The lines wanted run from the first one below through the one with "ortho-atomic (the default)". Return them exactly.

○ ○ ○ ○ ○

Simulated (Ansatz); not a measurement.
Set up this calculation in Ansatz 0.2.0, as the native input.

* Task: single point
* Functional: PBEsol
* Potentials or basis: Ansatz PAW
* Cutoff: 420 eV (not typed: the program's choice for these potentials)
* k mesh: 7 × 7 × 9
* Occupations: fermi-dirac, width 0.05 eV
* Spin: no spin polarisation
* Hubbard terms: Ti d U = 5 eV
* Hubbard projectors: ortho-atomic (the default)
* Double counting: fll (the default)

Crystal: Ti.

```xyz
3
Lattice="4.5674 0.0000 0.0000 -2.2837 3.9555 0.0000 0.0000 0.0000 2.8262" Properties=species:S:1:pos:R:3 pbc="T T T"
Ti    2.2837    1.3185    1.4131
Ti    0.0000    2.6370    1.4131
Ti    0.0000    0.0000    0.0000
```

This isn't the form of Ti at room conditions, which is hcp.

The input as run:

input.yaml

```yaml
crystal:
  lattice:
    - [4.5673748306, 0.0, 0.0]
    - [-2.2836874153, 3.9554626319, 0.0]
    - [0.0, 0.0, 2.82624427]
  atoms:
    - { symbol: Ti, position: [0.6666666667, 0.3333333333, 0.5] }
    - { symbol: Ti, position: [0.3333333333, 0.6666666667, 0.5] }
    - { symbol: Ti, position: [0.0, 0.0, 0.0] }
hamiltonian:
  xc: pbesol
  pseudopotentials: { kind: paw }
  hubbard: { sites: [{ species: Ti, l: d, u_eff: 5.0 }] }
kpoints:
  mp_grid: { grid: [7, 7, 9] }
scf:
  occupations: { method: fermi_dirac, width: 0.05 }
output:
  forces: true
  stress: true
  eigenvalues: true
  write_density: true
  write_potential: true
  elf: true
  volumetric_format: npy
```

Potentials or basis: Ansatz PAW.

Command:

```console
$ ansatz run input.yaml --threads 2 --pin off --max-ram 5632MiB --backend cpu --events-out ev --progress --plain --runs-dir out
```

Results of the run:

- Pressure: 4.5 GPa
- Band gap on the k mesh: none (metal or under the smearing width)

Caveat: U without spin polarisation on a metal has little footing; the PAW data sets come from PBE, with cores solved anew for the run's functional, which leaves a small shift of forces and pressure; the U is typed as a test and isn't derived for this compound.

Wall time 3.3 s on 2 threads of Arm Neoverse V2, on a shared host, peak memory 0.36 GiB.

○ ○ ○ ○ ○

◆ **Answer section**
Simulated (Ansatz); not a measurement.
Set up this calculation in Ansatz 0.2.0, as the native input.

* Task: single point
* Functional: PBEsol
* Potentials or basis: Ansatz PAW
* Cutoff: 420 eV (not typed: the program's choice for these potentials)
* k mesh: 7 × 7 × 9
* Occupations: fermi-dirac, width 0.05 eV
* Spin: no spin polarisation
* Hubbard terms: Ti d U = 5 eV
* Hubbard projectors: ortho-atomic (the default)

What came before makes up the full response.